__________________________________________________

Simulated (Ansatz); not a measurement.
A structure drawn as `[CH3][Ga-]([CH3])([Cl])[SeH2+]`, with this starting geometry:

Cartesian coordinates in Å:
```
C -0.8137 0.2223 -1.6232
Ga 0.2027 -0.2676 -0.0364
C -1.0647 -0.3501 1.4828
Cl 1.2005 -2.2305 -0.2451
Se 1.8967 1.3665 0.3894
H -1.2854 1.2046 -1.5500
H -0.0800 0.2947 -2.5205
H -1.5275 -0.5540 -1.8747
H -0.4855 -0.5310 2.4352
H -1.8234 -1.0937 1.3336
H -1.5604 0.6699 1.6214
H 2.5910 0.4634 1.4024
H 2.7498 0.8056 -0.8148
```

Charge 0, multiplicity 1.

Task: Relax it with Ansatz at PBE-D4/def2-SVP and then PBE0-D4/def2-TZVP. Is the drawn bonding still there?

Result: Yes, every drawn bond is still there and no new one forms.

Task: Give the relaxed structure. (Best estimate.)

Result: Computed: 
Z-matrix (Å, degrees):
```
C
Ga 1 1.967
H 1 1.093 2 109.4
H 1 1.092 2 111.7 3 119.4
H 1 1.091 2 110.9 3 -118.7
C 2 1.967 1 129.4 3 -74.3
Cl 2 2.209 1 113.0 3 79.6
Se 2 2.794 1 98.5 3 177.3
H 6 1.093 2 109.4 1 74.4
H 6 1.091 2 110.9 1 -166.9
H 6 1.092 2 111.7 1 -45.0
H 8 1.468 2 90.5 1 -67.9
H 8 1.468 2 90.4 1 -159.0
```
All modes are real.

__________________________________________________

* [Action item] Lines from the top of the data above through the line containing "Charge 0, multiplicity 1." must be repeated exactly. All other lines stay out.

* [Response box]
Simulated (Ansatz); not a measurement.
A structure drawn as `[CH3][Ga-]([CH3])([Cl])[SeH2+]`, with this starting geometry:

Cartesian coordinates in Å:
```
C -0.8137 0.2223 -1.6232
Ga 0.2027 -0.2676 -0.0364
C -1.0647 -0.3501 1.4828
Cl 1.2005 -2.2305 -0.2451
Se 1.8967 1.3665 0.3894
H -1.2854 1.2046 -1.5500
H -0.0800 0.2947 -2.5205
H -1.5275 -0.5540 -1.8747
H -0.4855 -0.5310 2.4352
H -1.8234 -1.0937 1.3336
H -1.5604 0.6699 1.6214
H 2.5910 0.4634 1.4024
H 2.7498 0.8056 -0.8148
```

Charge 0, multiplicity 1.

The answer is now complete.